Beginning with the first line, please return the entries exactly through the line that contains "- 4 = A: no other", and leave out all later lines.

Provided records section start

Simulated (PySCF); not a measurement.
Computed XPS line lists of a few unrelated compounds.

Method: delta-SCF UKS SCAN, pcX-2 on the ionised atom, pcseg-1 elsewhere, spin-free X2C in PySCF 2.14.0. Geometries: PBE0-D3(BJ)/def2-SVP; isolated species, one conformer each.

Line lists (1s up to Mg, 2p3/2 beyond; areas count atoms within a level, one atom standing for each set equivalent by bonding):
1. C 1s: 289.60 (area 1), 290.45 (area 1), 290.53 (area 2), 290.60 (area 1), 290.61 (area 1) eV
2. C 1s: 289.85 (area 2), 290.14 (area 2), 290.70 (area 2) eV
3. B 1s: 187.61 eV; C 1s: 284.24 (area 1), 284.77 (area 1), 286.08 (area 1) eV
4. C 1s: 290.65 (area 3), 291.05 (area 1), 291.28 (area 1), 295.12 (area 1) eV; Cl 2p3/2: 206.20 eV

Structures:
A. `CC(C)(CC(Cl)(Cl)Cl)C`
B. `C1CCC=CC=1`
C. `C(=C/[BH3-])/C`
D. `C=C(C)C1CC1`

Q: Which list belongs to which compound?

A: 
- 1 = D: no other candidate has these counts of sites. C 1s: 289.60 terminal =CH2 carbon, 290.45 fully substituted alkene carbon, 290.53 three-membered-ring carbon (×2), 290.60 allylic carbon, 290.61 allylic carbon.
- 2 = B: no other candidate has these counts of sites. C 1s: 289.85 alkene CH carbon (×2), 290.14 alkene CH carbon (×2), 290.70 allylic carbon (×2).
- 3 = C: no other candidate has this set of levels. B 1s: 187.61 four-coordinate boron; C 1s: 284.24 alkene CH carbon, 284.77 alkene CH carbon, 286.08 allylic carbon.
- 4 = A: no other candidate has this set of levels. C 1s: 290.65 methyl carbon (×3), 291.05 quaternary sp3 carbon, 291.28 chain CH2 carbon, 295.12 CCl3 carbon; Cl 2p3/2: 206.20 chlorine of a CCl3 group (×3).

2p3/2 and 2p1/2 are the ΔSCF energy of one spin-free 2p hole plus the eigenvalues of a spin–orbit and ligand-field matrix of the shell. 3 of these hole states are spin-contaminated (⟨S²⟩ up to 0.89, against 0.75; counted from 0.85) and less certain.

Provided records section end

» **Solution**:
Simulated (PySCF); not a measurement.
Computed XPS line lists of a few unrelated compounds.

Method: delta-SCF UKS SCAN, pcX-2 on the ionised atom, pcseg-1 elsewhere, spin-free X2C in PySCF 2.14.0. Geometries: PBE0-D3(BJ)/def2-SVP; isolated species, one conformer each.

Line lists (1s up to Mg, 2p3/2 beyond; areas count atoms within a level, one atom standing for each set equivalent by bonding):
1. C 1s: 289.60 (area 1), 290.45 (area 1), 290.53 (area 2), 290.60 (area 1), 290.61 (area 1) eV
2. C 1s: 289.85 (area 2), 290.14 (area 2), 290.70 (area 2) eV
3. B 1s: 187.61 eV; C 1s: 284.24 (area 1), 284.77 (area 1), 286.08 (area 1) eV
4. C 1s: 290.65 (area 3), 291.05 (area 1), 291.28 (area 1), 295.12 (area 1) eV; Cl 2p3/2: 206.20 eV

Structures:
A. `CC(C)(CC(Cl)(Cl)Cl)C`
B. `C1CCC=CC=1`
C. `C(=C/[BH3-])/C`
D. `C=C(C)C1CC1`

Q: Which list belongs to which compound?

A: 
- 1 = D: no other candidate has these counts of sites. C 1s: 289.60 terminal =CH2 carbon, 290.45 fully substituted alkene carbon, 290.53 three-membered-ring carbon (×2), 290.60 allylic carbon, 290.61 allylic carbon.
- 2 = B: no other candidate has these counts of sites. C 1s: 289.85 alkene CH carbon (×2), 290.14 alkene CH carbon (×2), 290.70 allylic carbon (×2).
- 3 = C: no other candidate has this set of levels. B 1s: 187.61 four-coordinate boron; C 1s: 284.24 alkene CH carbon, 284.77 alkene CH carbon, 286.08 allylic carbon.
- 4 = A: no other candidate has this set of levels. C 1s: 290.65 methyl carbon (×3), 291.05 quaternary sp3 carbon, 291.28 chain CH2 carbon, 295.12 CCl3 carbon; Cl 2p3/2: 206.20 chlorine of a CCl3 group (×3).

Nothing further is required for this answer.